_ASSIGNMENT_
The records below are to be reproduced word for word.

[THE DATA — start]

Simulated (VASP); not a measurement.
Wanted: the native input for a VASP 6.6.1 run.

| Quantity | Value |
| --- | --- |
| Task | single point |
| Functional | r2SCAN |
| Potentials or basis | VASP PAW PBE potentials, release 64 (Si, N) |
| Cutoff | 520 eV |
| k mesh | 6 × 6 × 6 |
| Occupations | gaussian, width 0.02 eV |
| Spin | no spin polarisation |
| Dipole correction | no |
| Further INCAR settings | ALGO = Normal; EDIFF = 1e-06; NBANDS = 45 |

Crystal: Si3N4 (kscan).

[THE DATA — finish]

_WRITTEN ANSWER_
Simulated (VASP); not a measurement.
Wanted: the native input for a VASP 6.6.1 run.

| Quantity | Value |
| --- | --- |
| Task | single point |
| Functional | r2SCAN |
| Potentials or basis | VASP PAW PBE potentials, release 64 (Si, N) |
| Cutoff | 520 eV |
| k mesh | 6 × 6 × 6 |
| Occupations | gaussian, width 0.02 eV |
| Spin | no spin polarisation |
| Dipole correction | no |
| Further INCAR settings | ALGO = Normal; EDIFF = 1e-06; NBANDS = 45 |

Crystal: Si3N4 (kscan).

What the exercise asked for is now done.